### ACTIVITY
Those lines of the material below that fall between its first line and the line with "What is the", both included, are to be repeated exactly.

### DATA UNDER STUDY
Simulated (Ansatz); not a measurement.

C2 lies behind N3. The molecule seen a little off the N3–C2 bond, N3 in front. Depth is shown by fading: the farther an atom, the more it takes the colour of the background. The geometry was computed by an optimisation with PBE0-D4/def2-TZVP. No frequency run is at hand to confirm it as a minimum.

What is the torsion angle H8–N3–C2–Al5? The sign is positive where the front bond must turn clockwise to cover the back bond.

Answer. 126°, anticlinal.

### EXERCISE OUTPUT
Simulated (Ansatz); not a measurement.

C2 lies behind N3. The molecule seen a little off the N3–C2 bond, N3 in front. Depth is shown by fading: the farther an atom, the more it takes the colour of the background. The geometry was computed by an optimisation with PBE0-D4/def2-TZVP. No frequency run is at hand to confirm it as a minimum.

What is the torsion angle H8–N3–C2–Al5? The sign is positive where the front bond must turn clockwise to cover the back bond.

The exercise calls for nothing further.